_ASSIGNMENT_. Make an exact copy of every entry, from the first line to the last.

*** Opening of SUPPLIED ENTRIES ***

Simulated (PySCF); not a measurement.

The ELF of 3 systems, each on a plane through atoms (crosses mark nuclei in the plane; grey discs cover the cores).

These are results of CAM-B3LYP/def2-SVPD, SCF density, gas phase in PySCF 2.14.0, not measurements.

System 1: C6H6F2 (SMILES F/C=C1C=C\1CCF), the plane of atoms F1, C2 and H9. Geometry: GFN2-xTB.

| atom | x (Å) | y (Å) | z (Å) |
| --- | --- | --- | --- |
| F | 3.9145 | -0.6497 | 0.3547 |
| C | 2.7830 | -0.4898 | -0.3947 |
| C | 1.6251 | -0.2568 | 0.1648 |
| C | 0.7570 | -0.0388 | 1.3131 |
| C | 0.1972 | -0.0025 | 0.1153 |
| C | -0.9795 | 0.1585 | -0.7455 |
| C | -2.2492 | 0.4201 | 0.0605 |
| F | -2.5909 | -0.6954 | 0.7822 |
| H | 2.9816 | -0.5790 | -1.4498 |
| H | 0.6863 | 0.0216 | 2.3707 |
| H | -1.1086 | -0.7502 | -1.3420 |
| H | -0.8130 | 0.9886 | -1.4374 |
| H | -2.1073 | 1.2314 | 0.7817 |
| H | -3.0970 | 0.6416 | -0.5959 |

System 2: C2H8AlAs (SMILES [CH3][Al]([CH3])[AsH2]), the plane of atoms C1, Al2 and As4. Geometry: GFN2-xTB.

*** Close of SUPPLIED ENTRIES ***

_ANSWER SECTION_.
Simulated (PySCF); not a measurement.

The ELF of 3 systems, each on a plane through atoms (crosses mark nuclei in the plane; grey discs cover the cores).

These are results of CAM-B3LYP/def2-SVPD, SCF density, gas phase in PySCF 2.14.0, not measurements.

System 1: C6H6F2 (SMILES F/C=C1C=C\1CCF), the plane of atoms F1, C2 and H9. Geometry: GFN2-xTB.

| atom | x (Å) | y (Å) | z (Å) |
| --- | --- | --- | --- |
| F | 3.9145 | -0.6497 | 0.3547 |
| C | 2.7830 | -0.4898 | -0.3947 |
| C | 1.6251 | -0.2568 | 0.1648 |
| C | 0.7570 | -0.0388 | 1.3131 |
| C | 0.1972 | -0.0025 | 0.1153 |
| C | -0.9795 | 0.1585 | -0.7455 |
| C | -2.2492 | 0.4201 | 0.0605 |
| F | -2.5909 | -0.6954 | 0.7822 |
| H | 2.9816 | -0.5790 | -1.4498 |
| H | 0.6863 | 0.0216 | 2.3707 |
| H | -1.1086 | -0.7502 | -1.3420 |
| H | -0.8130 | 0.9886 | -1.4374 |
| H | -2.1073 | 1.2314 | 0.7817 |
| H | -3.0970 | 0.6416 | -0.5959 |

System 2: C2H8AlAs (SMILES [CH3][Al]([CH3])[AsH2]), the plane of atoms C1, Al2 and As4. Geometry: GFN2-xTB.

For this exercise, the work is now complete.